__BRIEF__
Could you retype every record below exactly as it appears?

::::

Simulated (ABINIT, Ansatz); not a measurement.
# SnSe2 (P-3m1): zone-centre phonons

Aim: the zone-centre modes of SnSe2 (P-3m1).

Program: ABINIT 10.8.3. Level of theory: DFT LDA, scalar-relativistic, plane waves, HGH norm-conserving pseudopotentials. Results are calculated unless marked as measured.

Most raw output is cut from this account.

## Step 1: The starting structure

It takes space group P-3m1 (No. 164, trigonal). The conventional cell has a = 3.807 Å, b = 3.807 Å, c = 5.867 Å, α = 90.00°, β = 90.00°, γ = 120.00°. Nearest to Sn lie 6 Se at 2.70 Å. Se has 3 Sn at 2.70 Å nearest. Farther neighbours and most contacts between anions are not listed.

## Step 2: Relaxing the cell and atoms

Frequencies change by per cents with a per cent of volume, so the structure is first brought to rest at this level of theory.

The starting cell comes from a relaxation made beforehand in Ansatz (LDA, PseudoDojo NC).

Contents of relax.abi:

::::

__YOUR SOLUTION__
Simulated (ABINIT, Ansatz); not a measurement.
# SnSe2 (P-3m1): zone-centre phonons

Aim: the zone-centre modes of SnSe2 (P-3m1).

Program: ABINIT 10.8.3. Level of theory: DFT LDA, scalar-relativistic, plane waves, HGH norm-conserving pseudopotentials. Results are calculated unless marked as measured.

Most raw output is cut from this account.

## Step 1: The starting structure

It takes space group P-3m1 (No. 164, trigonal). The conventional cell has a = 3.807 Å, b = 3.807 Å, c = 5.867 Å, α = 90.00°, β = 90.00°, γ = 120.00°. Nearest to Sn lie 6 Se at 2.70 Å. Se has 3 Sn at 2.70 Å nearest. Farther neighbours and most contacts between anions are not listed.

## Step 2: Relaxing the cell and atoms

Frequencies change by per cents with a per cent of volume, so the structure is first brought to rest at this level of theory.

The starting cell comes from a relaxation made beforehand in Ansatz (LDA, PseudoDojo NC).

Contents of relax.abi:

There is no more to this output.